--- START ---

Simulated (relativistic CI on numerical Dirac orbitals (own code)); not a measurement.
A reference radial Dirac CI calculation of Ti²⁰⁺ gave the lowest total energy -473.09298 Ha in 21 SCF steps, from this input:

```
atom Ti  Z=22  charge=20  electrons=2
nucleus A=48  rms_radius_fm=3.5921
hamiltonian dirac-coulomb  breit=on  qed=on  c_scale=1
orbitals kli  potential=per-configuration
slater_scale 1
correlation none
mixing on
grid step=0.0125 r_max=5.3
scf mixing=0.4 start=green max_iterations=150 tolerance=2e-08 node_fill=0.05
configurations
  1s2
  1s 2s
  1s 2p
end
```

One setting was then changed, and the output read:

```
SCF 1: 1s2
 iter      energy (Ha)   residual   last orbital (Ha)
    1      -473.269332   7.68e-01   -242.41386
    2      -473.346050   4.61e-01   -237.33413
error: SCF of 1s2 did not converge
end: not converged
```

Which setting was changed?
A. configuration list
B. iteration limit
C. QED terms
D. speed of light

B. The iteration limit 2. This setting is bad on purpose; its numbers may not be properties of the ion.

--- END ---

■ **ACTIVITY**: Using only the listing above, restate exactly the lines from the line containing "C. QED terms" through the line containing "D. speed of light", both included.

■ **RESPONSE**:
C. QED terms
D. speed of light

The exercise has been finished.